╔══
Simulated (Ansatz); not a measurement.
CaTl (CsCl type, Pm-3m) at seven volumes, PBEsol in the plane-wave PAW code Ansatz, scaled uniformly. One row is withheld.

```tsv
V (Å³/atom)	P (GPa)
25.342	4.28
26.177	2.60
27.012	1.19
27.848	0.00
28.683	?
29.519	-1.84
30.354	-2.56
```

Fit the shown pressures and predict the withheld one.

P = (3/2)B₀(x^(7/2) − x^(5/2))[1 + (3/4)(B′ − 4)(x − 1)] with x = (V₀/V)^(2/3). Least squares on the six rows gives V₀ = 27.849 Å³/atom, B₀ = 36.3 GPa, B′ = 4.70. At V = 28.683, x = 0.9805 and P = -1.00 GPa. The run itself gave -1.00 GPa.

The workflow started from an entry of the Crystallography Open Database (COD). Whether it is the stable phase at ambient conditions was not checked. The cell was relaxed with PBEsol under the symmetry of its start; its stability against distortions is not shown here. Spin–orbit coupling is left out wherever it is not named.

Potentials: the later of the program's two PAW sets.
╚══

◆ Task item
When you repeat the lines, start with the first line of the material and end with the line that contains "The workflow started", keeping both and reproducing each exactly, with nothing added.

◆ Task solution
Simulated (Ansatz); not a measurement.
CaTl (CsCl type, Pm-3m) at seven volumes, PBEsol in the plane-wave PAW code Ansatz, scaled uniformly. One row is withheld.

```tsv
V (Å³/atom)	P (GPa)
25.342	4.28
26.177	2.60
27.012	1.19
27.848	0.00
28.683	?
29.519	-1.84
30.354	-2.56
```

Fit the shown pressures and predict the withheld one.

P = (3/2)B₀(x^(7/2) − x^(5/2))[1 + (3/4)(B′ − 4)(x − 1)] with x = (V₀/V)^(2/3). Least squares on the six rows gives V₀ = 27.849 Å³/atom, B₀ = 36.3 GPa, B′ = 4.70. At V = 28.683, x = 0.9805 and P = -1.00 GPa. The run itself gave -1.00 GPa.

The workflow started from an entry of the Crystallography Open Database (COD). Whether it is the stable phase at ambient conditions was not checked. The cell was relaxed with PBEsol under the symmetry of its start; its stability against distortions is not shown here. Spin–orbit coupling is left out wherever it is not named.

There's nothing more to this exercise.